All of the records should be given again verbatim.

--- SUPPLIED RECORDS Enclosed Below ---
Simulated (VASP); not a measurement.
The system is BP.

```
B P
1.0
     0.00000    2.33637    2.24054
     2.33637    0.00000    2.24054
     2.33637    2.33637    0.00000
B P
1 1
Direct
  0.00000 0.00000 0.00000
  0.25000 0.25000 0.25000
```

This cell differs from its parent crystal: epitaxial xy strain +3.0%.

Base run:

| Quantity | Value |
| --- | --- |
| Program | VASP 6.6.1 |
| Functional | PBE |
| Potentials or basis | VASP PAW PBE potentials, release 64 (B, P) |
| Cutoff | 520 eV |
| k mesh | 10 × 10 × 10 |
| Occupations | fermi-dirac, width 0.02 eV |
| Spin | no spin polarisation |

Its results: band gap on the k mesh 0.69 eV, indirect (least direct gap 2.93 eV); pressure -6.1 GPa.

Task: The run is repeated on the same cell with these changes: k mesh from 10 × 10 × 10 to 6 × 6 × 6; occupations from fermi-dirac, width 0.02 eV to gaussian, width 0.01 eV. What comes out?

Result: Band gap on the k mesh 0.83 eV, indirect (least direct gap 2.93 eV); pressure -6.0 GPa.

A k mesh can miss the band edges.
--- End of Enclosed SUPPLIED RECORDS ---

● ANSWER SECTION
Simulated (VASP); not a measurement.
The system is BP.

```
B P
1.0
     0.00000    2.33637    2.24054
     2.33637    0.00000    2.24054
     2.33637    2.33637    0.00000
B P
1 1
Direct
  0.00000 0.00000 0.00000
  0.25000 0.25000 0.25000
```

This cell differs from its parent crystal: epitaxial xy strain +3.0%.

Base run:

| Quantity | Value |
| --- | --- |
| Program | VASP 6.6.1 |
| Functional | PBE |
| Potentials or basis | VASP PAW PBE potentials, release 64 (B, P) |
| Cutoff | 520 eV |
| k mesh | 10 × 10 × 10 |
| Occupations | fermi-dirac, width 0.02 eV |
| Spin | no spin polarisation |

Its results: band gap on the k mesh 0.69 eV, indirect (least direct gap 2.93 eV); pressure -6.1 GPa.

Task: The run is repeated on the same cell with these changes: k mesh from 10 × 10 × 10 to 6 × 6 × 6; occupations from fermi-dirac, width 0.02 eV to gaussian, width 0.01 eV. What comes out?

Result: Band gap on the k mesh 0.83 eV, indirect (least direct gap 2.93 eV); pressure -6.0 GPa.

A k mesh can miss the band edges.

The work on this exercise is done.